------------------------------------------------------------

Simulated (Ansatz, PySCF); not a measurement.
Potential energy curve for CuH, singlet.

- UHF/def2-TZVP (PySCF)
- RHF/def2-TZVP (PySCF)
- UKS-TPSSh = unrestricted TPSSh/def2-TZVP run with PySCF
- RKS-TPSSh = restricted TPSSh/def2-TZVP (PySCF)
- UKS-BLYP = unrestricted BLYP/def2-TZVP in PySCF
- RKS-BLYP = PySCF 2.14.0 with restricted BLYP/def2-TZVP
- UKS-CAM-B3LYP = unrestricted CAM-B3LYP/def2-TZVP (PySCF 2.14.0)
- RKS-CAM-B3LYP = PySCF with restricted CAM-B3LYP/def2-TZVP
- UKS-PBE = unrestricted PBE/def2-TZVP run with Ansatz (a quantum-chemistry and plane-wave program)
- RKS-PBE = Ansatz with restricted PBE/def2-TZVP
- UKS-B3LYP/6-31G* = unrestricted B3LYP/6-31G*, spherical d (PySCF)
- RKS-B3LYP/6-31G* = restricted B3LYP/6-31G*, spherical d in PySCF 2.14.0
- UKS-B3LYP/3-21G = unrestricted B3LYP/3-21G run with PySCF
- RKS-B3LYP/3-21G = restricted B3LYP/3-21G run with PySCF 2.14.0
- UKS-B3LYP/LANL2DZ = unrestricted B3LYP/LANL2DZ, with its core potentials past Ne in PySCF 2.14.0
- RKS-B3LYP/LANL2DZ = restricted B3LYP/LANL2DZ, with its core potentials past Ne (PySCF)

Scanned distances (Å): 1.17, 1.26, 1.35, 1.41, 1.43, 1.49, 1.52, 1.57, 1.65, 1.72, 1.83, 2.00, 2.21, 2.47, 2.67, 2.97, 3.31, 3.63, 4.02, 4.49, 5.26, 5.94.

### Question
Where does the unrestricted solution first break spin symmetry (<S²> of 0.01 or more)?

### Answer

------------------------------------------------------------

**REQUIREMENT:**
When the line with "- UKS-BLYP = unrestricted" is reached in the data above, begin copying, and stop after the line with "Where does the"; copy each line exactly, both ends included.

**TASK RESULT:**
- UKS-BLYP = unrestricted BLYP/def2-TZVP in PySCF
- RKS-BLYP = PySCF 2.14.0 with restricted BLYP/def2-TZVP
- UKS-CAM-B3LYP = unrestricted CAM-B3LYP/def2-TZVP (PySCF 2.14.0)
- RKS-CAM-B3LYP = PySCF with restricted CAM-B3LYP/def2-TZVP
- UKS-PBE = unrestricted PBE/def2-TZVP run with Ansatz (a quantum-chemistry and plane-wave program)
- RKS-PBE = Ansatz with restricted PBE/def2-TZVP
- UKS-B3LYP/6-31G* = unrestricted B3LYP/6-31G*, spherical d (PySCF)
- RKS-B3LYP/6-31G* = restricted B3LYP/6-31G*, spherical d in PySCF 2.14.0
- UKS-B3LYP/3-21G = unrestricted B3LYP/3-21G run with PySCF
- RKS-B3LYP/3-21G = restricted B3LYP/3-21G run with PySCF 2.14.0
- UKS-B3LYP/LANL2DZ = unrestricted B3LYP/LANL2DZ, with its core potentials past Ne in PySCF 2.14.0
- RKS-B3LYP/LANL2DZ = restricted B3LYP/LANL2DZ, with its core potentials past Ne (PySCF)

Scanned distances (Å): 1.17, 1.26, 1.35, 1.41, 1.43, 1.49, 1.52, 1.57, 1.65, 1.72, 1.83, 2.00, 2.21, 2.47, 2.67, 2.97, 3.31, 3.63, 4.02, 4.49, 5.26, 5.94.

### Question
Where does the unrestricted solution first break spin symmetry (<S²> of 0.01 or more)?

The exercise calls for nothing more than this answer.